- _Entries supplied_:
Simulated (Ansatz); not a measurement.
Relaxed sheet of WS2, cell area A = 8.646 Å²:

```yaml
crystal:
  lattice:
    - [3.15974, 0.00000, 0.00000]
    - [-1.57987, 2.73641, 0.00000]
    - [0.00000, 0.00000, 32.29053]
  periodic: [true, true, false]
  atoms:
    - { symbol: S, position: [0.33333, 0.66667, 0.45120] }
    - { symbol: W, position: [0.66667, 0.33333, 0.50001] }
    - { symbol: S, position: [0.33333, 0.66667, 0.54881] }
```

- _Work request_:
All entries given above are to be printed again exactly.

- _Response_:
Simulated (Ansatz); not a measurement.
Relaxed sheet of WS2, cell area A = 8.646 Å²:

```yaml
crystal:
  lattice:
    - [3.15974, 0.00000, 0.00000]
    - [-1.57987, 2.73641, 0.00000]
    - [0.00000, 0.00000, 32.29053]
  periodic: [true, true, false]
  atoms:
    - { symbol: S, position: [0.33333, 0.66667, 0.45120] }
    - { symbol: W, position: [0.66667, 0.33333, 0.50001] }
    - { symbol: S, position: [0.33333, 0.66667, 0.54881] }
```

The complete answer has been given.